_Required action_:
Please repeat each line of the data exactly, with nothing left out.

_Provided data_:
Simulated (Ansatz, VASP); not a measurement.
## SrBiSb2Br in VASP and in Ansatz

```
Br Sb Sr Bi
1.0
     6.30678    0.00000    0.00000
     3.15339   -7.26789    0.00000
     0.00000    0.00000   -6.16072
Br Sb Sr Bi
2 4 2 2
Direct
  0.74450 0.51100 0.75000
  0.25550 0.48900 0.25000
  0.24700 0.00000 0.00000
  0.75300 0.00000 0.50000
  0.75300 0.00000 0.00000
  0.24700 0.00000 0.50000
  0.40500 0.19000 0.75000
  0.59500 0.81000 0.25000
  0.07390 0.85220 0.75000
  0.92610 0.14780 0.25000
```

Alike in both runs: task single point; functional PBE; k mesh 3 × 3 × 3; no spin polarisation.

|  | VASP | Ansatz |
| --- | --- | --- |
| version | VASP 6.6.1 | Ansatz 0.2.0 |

_Written reply_:
Simulated (Ansatz, VASP); not a measurement.
## SrBiSb2Br in VASP and in Ansatz

```
Br Sb Sr Bi
1.0
     6.30678    0.00000    0.00000
     3.15339   -7.26789    0.00000
     0.00000    0.00000   -6.16072
Br Sb Sr Bi
2 4 2 2
Direct
  0.74450 0.51100 0.75000
  0.25550 0.48900 0.25000
  0.24700 0.00000 0.00000
  0.75300 0.00000 0.50000
  0.75300 0.00000 0.00000
  0.24700 0.00000 0.50000
  0.40500 0.19000 0.75000
  0.59500 0.81000 0.25000
  0.07390 0.85220 0.75000
  0.92610 0.14780 0.25000
```

Alike in both runs: task single point; functional PBE; k mesh 3 × 3 × 3; no spin polarisation.

|  | VASP | Ansatz |
| --- | --- | --- |
| version | VASP 6.6.1 | Ansatz 0.2.0 |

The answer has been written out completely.